- Opening Delimiter -

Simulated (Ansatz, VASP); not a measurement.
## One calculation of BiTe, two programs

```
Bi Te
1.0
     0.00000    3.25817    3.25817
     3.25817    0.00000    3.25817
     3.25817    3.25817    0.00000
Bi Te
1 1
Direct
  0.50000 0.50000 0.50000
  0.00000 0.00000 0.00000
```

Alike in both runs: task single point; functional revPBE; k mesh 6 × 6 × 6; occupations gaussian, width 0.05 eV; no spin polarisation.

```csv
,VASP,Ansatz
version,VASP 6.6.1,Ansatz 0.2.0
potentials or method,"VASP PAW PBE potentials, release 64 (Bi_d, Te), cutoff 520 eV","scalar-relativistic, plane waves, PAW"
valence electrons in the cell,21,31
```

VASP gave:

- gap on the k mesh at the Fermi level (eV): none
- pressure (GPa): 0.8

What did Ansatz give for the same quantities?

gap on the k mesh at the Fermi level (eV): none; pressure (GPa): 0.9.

- Closing Delimiter -

__Assigned task__:
Word for word, every record must be given again.

__Exercise output__:
Simulated (Ansatz, VASP); not a measurement.
## One calculation of BiTe, two programs

```
Bi Te
1.0
     0.00000    3.25817    3.25817
     3.25817    0.00000    3.25817
     3.25817    3.25817    0.00000
Bi Te
1 1
Direct
  0.50000 0.50000 0.50000
  0.00000 0.00000 0.00000
```

Alike in both runs: task single point; functional revPBE; k mesh 6 × 6 × 6; occupations gaussian, width 0.05 eV; no spin polarisation.

```csv
,VASP,Ansatz
version,VASP 6.6.1,Ansatz 0.2.0
potentials or method,"VASP PAW PBE potentials, release 64 (Bi_d, Te), cutoff 520 eV","scalar-relativistic, plane waves, PAW"
valence electrons in the cell,21,31
```

VASP gave:

- gap on the k mesh at the Fermi level (eV): none
- pressure (GPa): 0.8

What did Ansatz give for the same quantities?

gap on the k mesh at the Fermi level (eV): none; pressure (GPa): 0.9.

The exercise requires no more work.